[EXERCISE]:
Your task is to transcribe the data in full.

[LISTED RECORDS]:
=== Section Start ===

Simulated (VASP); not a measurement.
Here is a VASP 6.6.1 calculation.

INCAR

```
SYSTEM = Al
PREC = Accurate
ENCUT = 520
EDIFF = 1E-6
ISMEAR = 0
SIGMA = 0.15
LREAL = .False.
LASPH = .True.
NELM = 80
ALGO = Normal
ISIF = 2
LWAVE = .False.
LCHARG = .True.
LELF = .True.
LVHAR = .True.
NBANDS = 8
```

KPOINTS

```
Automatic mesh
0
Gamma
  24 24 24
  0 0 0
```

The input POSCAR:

=== Section End ===

[WRITTEN RESPONSE]:
Simulated (VASP); not a measurement.
Here is a VASP 6.6.1 calculation.

INCAR

```
SYSTEM = Al
PREC = Accurate
ENCUT = 520
EDIFF = 1E-6
ISMEAR = 0
SIGMA = 0.15
LREAL = .False.
LASPH = .True.
NELM = 80
ALGO = Normal
ISIF = 2
LWAVE = .False.
LCHARG = .True.
LELF = .True.
LVHAR = .True.
NBANDS = 8
```

KPOINTS

```
Automatic mesh
0
Gamma
  24 24 24
  0 0 0
```

The input POSCAR:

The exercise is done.